*** EXTRACTED MATERIAL Section Begins ***
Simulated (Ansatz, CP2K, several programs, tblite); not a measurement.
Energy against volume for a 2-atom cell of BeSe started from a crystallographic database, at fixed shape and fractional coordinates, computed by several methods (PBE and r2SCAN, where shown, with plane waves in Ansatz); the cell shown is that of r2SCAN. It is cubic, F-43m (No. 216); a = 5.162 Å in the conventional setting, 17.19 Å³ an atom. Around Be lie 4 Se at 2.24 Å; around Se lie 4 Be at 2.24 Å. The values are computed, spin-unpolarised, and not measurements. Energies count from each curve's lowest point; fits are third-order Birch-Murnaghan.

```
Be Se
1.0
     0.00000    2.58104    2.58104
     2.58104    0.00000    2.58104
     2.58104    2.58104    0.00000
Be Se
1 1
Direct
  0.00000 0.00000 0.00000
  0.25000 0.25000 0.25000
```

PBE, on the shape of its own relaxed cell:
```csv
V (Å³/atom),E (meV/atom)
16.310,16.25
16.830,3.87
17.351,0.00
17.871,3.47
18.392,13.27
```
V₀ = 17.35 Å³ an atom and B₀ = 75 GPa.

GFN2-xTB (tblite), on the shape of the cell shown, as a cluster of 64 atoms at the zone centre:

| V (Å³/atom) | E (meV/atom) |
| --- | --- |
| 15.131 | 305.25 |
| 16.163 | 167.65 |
*** EXTRACTED MATERIAL Section Ends ***

Retype the data shown above so that each line matches the original.

Simulated (Ansatz, CP2K, several programs, tblite); not a measurement.
Energy against volume for a 2-atom cell of BeSe started from a crystallographic database, at fixed shape and fractional coordinates, computed by several methods (PBE and r2SCAN, where shown, with plane waves in Ansatz); the cell shown is that of r2SCAN. It is cubic, F-43m (No. 216); a = 5.162 Å in the conventional setting, 17.19 Å³ an atom. Around Be lie 4 Se at 2.24 Å; around Se lie 4 Be at 2.24 Å. The values are computed, spin-unpolarised, and not measurements. Energies count from each curve's lowest point; fits are third-order Birch-Murnaghan.

```
Be Se
1.0
     0.00000    2.58104    2.58104
     2.58104    0.00000    2.58104
     2.58104    2.58104    0.00000
Be Se
1 1
Direct
  0.00000 0.00000 0.00000
  0.25000 0.25000 0.25000
```

PBE, on the shape of its own relaxed cell:
```csv
V (Å³/atom),E (meV/atom)
16.310,16.25
16.830,3.87
17.351,0.00
17.871,3.47
18.392,13.27
```
V₀ = 17.35 Å³ an atom and B₀ = 75 GPa.

GFN2-xTB (tblite), on the shape of the cell shown, as a cluster of 64 atoms at the zone centre:

| V (Å³/atom) | E (meV/atom) |
| --- | --- |
| 15.131 | 305.25 |
| 16.163 | 167.65 |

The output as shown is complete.